__Excerpted data__.
━━━━

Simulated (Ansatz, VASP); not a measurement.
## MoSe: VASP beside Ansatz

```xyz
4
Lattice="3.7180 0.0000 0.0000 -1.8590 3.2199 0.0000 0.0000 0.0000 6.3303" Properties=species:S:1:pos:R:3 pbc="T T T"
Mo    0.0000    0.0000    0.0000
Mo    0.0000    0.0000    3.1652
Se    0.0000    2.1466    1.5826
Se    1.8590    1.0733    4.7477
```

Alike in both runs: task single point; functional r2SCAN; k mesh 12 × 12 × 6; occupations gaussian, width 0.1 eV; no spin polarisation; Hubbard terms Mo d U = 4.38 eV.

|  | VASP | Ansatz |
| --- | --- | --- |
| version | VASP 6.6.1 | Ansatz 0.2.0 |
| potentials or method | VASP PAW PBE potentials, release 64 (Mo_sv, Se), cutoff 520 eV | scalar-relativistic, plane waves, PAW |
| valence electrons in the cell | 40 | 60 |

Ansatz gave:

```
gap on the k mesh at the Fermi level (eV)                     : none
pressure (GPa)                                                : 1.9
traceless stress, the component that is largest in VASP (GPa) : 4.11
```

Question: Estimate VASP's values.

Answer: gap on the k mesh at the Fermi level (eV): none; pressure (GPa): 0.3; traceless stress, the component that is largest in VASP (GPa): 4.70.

━━━━

The lines to retype, exactly and only, run from the first line of the material through the line with "Question: Estimate VASP's values.".

Simulated (Ansatz, VASP); not a measurement.
## MoSe: VASP beside Ansatz

```xyz
4
Lattice="3.7180 0.0000 0.0000 -1.8590 3.2199 0.0000 0.0000 0.0000 6.3303" Properties=species:S:1:pos:R:3 pbc="T T T"
Mo    0.0000    0.0000    0.0000
Mo    0.0000    0.0000    3.1652
Se    0.0000    2.1466    1.5826
Se    1.8590    1.0733    4.7477
```

Alike in both runs: task single point; functional r2SCAN; k mesh 12 × 12 × 6; occupations gaussian, width 0.1 eV; no spin polarisation; Hubbard terms Mo d U = 4.38 eV.

|  | VASP | Ansatz |
| --- | --- | --- |
| version | VASP 6.6.1 | Ansatz 0.2.0 |
| potentials or method | VASP PAW PBE potentials, release 64 (Mo_sv, Se), cutoff 520 eV | scalar-relativistic, plane waves, PAW |
| valence electrons in the cell | 40 | 60 |

Ansatz gave:

```
gap on the k mesh at the Fermi level (eV)                     : none
pressure (GPa)                                                : 1.9
traceless stress, the component that is largest in VASP (GPa) : 4.11
```

Question: Estimate VASP's values.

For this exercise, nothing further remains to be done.